### REQUIRED ACTION:
All records must be restated word for word.

[Start of section]

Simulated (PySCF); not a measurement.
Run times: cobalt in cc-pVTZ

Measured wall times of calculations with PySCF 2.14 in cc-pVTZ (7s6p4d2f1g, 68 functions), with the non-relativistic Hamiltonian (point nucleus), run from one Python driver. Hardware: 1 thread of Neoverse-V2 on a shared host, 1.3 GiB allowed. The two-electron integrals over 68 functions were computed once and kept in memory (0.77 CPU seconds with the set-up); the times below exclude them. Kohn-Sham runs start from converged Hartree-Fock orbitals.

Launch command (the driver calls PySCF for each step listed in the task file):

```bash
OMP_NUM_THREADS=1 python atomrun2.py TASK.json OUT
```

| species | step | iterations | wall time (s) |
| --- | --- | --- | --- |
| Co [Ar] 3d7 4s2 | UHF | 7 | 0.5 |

[End of section]

### WRITTEN RESPONSE:
Simulated (PySCF); not a measurement.
Run times: cobalt in cc-pVTZ

Measured wall times of calculations with PySCF 2.14 in cc-pVTZ (7s6p4d2f1g, 68 functions), with the non-relativistic Hamiltonian (point nucleus), run from one Python driver. Hardware: 1 thread of Neoverse-V2 on a shared host, 1.3 GiB allowed. The two-electron integrals over 68 functions were computed once and kept in memory (0.77 CPU seconds with the set-up); the times below exclude them. Kohn-Sham runs start from converged Hartree-Fock orbitals.

Launch command (the driver calls PySCF for each step listed in the task file):

```bash
OMP_NUM_THREADS=1 python atomrun2.py TASK.json OUT
```

| species | step | iterations | wall time (s) |
| --- | --- | --- | --- |
| Co [Ar] 3d7 4s2 | UHF | 7 | 0.5 |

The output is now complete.